Work order:
Return every record in full. Match each one exactly.

Material supplied:
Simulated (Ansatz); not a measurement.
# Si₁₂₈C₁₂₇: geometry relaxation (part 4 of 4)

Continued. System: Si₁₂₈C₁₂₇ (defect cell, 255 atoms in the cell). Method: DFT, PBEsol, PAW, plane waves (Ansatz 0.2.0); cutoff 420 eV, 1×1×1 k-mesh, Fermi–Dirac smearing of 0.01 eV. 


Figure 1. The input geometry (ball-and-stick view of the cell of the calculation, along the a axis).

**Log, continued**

Task response:
Simulated (Ansatz); not a measurement.
# Si₁₂₈C₁₂₇: geometry relaxation (part 4 of 4)

Continued. System: Si₁₂₈C₁₂₇ (defect cell, 255 atoms in the cell). Method: DFT, PBEsol, PAW, plane waves (Ansatz 0.2.0); cutoff 420 eV, 1×1×1 k-mesh, Fermi–Dirac smearing of 0.01 eV. 


Figure 1. The input geometry (ball-and-stick view of the cell of the calculation, along the a axis).

**Log, continued**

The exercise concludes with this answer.